*Extracted records:*
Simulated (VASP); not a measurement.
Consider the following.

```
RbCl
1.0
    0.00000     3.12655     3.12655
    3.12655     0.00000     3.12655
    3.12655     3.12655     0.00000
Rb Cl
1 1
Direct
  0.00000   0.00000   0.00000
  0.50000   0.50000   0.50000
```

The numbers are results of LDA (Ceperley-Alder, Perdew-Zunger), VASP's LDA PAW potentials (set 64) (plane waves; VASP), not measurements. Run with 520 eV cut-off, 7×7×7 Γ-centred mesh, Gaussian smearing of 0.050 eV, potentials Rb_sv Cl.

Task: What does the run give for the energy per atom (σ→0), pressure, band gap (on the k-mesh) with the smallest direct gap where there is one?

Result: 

*Task item:*
Without any alteration, retype all of the material above.

*Response box:*
Simulated (VASP); not a measurement.
Consider the following.

```
RbCl
1.0
    0.00000     3.12655     3.12655
    3.12655     0.00000     3.12655
    3.12655     3.12655     0.00000
Rb Cl
1 1
Direct
  0.00000   0.00000   0.00000
  0.50000   0.50000   0.50000
```

The numbers are results of LDA (Ceperley-Alder, Perdew-Zunger), VASP's LDA PAW potentials (set 64) (plane waves; VASP), not measurements. Run with 520 eV cut-off, 7×7×7 Γ-centred mesh, Gaussian smearing of 0.050 eV, potentials Rb_sv Cl.

Task: What does the run give for the energy per atom (σ→0), pressure, band gap (on the k-mesh) with the smallest direct gap where there is one?

Result: 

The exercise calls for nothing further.